◆ RECORDS SHOWN
┏━━
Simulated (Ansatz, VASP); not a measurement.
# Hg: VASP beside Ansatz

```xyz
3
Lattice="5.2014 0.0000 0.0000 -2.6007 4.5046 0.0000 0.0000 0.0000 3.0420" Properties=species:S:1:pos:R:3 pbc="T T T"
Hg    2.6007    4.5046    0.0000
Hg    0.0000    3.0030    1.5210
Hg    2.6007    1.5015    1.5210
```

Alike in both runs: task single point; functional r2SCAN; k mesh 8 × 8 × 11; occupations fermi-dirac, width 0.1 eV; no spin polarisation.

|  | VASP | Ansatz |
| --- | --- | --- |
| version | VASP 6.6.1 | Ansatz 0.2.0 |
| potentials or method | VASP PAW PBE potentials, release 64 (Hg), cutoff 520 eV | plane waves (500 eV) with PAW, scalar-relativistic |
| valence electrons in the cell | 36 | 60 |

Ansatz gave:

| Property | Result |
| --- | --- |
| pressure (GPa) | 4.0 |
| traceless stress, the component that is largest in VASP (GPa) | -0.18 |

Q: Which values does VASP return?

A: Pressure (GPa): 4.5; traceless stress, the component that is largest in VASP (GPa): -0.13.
┗━━

◆ WORK ORDER
Write out the listing exactly from its first line to the line containing "Q: Which values does VASP return?". Both of those lines belong in the answer.

◆ RESPONSE
Simulated (Ansatz, VASP); not a measurement.
# Hg: VASP beside Ansatz

```xyz
3
Lattice="5.2014 0.0000 0.0000 -2.6007 4.5046 0.0000 0.0000 0.0000 3.0420" Properties=species:S:1:pos:R:3 pbc="T T T"
Hg    2.6007    4.5046    0.0000
Hg    0.0000    3.0030    1.5210
Hg    2.6007    1.5015    1.5210
```

Alike in both runs: task single point; functional r2SCAN; k mesh 8 × 8 × 11; occupations fermi-dirac, width 0.1 eV; no spin polarisation.

|  | VASP | Ansatz |
| --- | --- | --- |
| version | VASP 6.6.1 | Ansatz 0.2.0 |
| potentials or method | VASP PAW PBE potentials, release 64 (Hg), cutoff 520 eV | plane waves (500 eV) with PAW, scalar-relativistic |
| valence electrons in the cell | 36 | 60 |

Ansatz gave:

| Property | Result |
| --- | --- |
| pressure (GPa) | 4.0 |
| traceless stress, the component that is largest in VASP (GPa) | -0.18 |

Q: Which values does VASP return?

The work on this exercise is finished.